## TASK ITEM:
Up to and including the line with "## Does relaxation", reproduce the listing below exactly, beginning at its first line.

[DATASET CONTENT]

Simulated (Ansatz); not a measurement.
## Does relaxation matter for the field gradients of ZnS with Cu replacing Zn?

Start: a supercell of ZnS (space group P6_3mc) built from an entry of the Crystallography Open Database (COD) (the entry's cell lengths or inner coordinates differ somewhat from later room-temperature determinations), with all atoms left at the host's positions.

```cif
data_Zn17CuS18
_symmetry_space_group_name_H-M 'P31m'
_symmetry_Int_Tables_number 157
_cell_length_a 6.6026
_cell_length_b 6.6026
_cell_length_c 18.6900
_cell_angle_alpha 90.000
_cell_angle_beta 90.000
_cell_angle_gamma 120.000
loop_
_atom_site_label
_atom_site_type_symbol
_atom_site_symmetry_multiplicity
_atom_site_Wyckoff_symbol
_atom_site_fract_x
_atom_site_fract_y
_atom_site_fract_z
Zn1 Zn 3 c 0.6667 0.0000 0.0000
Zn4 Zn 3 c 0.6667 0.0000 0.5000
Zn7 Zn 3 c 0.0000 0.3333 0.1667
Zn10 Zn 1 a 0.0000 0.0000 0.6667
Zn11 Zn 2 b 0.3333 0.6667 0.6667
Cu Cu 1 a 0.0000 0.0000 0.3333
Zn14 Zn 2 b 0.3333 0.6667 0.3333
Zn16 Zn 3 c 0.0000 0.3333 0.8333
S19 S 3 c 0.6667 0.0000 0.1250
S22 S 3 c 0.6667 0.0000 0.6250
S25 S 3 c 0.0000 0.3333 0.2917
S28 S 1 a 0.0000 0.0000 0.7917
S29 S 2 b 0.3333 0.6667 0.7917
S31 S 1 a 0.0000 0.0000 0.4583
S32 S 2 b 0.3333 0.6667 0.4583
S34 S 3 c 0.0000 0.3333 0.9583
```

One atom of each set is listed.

[/DATASET CONTENT]

## EXERCISE RESPONSE:
Simulated (Ansatz); not a measurement.
## Does relaxation matter for the field gradients of ZnS with Cu replacing Zn?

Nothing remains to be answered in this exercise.